▶ [Work instruction]: Word for word, retype the first line of the records and every following line through the one containing "Left contact: ohmic.".

(Given entries Opens)

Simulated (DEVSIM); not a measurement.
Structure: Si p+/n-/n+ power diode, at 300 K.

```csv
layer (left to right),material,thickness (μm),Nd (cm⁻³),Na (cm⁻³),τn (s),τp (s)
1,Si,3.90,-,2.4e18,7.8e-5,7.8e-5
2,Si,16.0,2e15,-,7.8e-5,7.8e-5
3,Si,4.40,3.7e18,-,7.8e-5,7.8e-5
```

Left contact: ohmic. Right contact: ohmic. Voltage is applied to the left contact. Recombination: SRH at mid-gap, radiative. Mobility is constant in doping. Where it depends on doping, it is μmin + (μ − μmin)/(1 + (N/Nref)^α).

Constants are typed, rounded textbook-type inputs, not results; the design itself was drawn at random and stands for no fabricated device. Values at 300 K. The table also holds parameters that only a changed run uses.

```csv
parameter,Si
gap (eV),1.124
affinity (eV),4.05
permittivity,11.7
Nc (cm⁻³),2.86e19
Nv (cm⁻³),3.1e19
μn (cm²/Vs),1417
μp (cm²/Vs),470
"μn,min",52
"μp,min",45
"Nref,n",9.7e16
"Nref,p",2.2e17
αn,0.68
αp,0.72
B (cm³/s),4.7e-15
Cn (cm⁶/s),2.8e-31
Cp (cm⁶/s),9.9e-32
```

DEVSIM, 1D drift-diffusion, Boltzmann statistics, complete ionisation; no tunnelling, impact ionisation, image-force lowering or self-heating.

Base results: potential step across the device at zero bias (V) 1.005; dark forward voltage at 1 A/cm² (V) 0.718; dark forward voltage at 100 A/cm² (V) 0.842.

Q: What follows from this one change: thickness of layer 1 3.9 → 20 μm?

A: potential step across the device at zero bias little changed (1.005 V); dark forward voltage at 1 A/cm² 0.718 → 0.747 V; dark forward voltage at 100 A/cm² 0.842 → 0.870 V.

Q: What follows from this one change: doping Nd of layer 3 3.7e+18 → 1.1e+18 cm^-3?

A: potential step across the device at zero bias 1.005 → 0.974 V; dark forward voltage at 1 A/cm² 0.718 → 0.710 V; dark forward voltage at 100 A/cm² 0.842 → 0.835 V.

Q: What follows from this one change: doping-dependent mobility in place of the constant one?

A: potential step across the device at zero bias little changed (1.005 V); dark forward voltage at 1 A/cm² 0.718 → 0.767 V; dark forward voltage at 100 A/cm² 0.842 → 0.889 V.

(Given entries Closes)

▶ [Answer section]:
Simulated (DEVSIM); not a measurement.
Structure: Si p+/n-/n+ power diode, at 300 K.

```csv
layer (left to right),material,thickness (μm),Nd (cm⁻³),Na (cm⁻³),τn (s),τp (s)
1,Si,3.90,-,2.4e18,7.8e-5,7.8e-5
2,Si,16.0,2e15,-,7.8e-5,7.8e-5
3,Si,4.40,3.7e18,-,7.8e-5,7.8e-5
```

Left contact: ohmic. Right contact: ohmic. Voltage is applied to the left contact. Recombination: SRH at mid-gap, radiative. Mobility is constant in doping. Where it depends on doping, it is μmin + (μ − μmin)/(1 + (N/Nref)^α).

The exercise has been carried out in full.